Work task:
Please return each record exactly, leaving nothing out.

:: Material supplied

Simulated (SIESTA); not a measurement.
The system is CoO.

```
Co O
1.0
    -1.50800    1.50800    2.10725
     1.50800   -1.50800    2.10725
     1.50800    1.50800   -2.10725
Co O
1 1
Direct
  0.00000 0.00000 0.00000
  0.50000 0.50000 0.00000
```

::::

Exercise result:
Simulated (SIESTA); not a measurement.
The system is CoO.

```
Co O
1.0
    -1.50800    1.50800    2.10725
     1.50800   -1.50800    2.10725
     1.50800    1.50800   -2.10725
Co O
1 1
Direct
  0.00000 0.00000 0.00000
  0.50000 0.50000 0.00000
```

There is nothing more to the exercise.